Where the listing below reaches the line containing "Cutoff: 520 eV", start writing out lines exactly, and stop once the line containing "no spin polarisation" has been written.

══ DATA UNDER STUDY

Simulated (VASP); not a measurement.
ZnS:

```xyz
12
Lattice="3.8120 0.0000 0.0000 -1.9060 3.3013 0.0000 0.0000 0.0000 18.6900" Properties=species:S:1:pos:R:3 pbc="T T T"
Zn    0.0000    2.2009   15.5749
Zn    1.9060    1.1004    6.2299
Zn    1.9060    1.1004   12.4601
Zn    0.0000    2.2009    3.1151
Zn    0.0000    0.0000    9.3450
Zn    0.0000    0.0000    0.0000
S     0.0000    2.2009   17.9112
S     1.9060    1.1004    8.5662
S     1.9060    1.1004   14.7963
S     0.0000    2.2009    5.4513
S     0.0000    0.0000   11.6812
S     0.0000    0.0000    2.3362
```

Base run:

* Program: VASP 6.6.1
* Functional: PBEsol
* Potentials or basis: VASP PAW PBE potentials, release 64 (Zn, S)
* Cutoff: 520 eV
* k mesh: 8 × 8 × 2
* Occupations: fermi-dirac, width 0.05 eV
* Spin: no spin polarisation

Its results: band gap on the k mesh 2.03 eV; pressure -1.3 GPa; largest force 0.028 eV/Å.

════

§ **RESPONSE AREA**:
* Cutoff: 520 eV
* k mesh: 8 × 8 × 2
* Occupations: fermi-dirac, width 0.05 eV
* Spin: no spin polarisation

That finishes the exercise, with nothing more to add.